Every line from the one containing "Ansatz 0.2.0; DFT" to the one containing "## 5. Tight relaxation" in the records below, both included, must be set down exactly, and no other line.

┌──
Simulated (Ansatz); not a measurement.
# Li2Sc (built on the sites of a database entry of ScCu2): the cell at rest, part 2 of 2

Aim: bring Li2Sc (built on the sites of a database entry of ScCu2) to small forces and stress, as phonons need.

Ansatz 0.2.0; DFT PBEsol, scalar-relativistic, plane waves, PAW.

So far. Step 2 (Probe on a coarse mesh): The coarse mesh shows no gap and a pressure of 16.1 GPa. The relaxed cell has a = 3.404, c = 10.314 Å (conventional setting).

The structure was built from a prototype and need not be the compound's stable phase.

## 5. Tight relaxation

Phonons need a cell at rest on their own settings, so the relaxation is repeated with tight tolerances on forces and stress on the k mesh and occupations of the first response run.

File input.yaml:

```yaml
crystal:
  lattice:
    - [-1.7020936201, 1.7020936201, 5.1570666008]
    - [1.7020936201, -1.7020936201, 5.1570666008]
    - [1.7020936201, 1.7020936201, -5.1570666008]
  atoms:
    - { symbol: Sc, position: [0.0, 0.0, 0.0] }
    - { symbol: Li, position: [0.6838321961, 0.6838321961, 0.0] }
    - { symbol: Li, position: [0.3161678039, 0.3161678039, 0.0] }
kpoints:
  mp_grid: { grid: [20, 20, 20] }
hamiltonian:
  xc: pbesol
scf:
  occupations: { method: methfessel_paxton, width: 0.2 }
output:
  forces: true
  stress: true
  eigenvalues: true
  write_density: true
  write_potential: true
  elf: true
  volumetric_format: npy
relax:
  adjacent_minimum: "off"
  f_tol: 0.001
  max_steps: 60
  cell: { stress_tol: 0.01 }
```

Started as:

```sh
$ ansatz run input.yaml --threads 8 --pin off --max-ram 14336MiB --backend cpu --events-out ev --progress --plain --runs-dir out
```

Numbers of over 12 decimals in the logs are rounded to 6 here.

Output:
└──

EXERCISE RESULT:
Ansatz 0.2.0; DFT PBEsol, scalar-relativistic, plane waves, PAW.

So far. Step 2 (Probe on a coarse mesh): The coarse mesh shows no gap and a pressure of 16.1 GPa. The relaxed cell has a = 3.404, c = 10.314 Å (conventional setting).

The structure was built from a prototype and need not be the compound's stable phase.

## 5. Tight relaxation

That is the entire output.